★ ★ ★

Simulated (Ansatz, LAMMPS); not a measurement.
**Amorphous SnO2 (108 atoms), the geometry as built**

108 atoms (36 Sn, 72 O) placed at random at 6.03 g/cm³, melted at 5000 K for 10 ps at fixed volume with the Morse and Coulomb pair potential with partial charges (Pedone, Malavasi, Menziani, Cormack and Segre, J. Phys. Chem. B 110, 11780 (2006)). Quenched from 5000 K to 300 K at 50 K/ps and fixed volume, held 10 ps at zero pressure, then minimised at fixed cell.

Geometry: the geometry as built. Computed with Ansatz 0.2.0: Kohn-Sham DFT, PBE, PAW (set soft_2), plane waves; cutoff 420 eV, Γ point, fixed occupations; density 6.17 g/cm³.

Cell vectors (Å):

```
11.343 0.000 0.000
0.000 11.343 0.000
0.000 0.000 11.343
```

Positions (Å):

★ ★ ★

▶ [TASK ITEM]:
Your answer should consist only of the lines above between the line holding "geometry as built**" and the line holding "108 atoms (36", inclusive, each transcribed exactly.

▶ [REPLY]:
**Amorphous SnO2 (108 atoms), the geometry as built**

108 atoms (36 Sn, 72 O) placed at random at 6.03 g/cm³, melted at 5000 K for 10 ps at fixed volume with the Morse and Coulomb pair potential with partial charges (Pedone, Malavasi, Menziani, Cormack and Segre, J. Phys. Chem. B 110, 11780 (2006)). Quenched from 5000 K to 300 K at 50 K/ps and fixed volume, held 10 ps at zero pressure, then minimised at fixed cell.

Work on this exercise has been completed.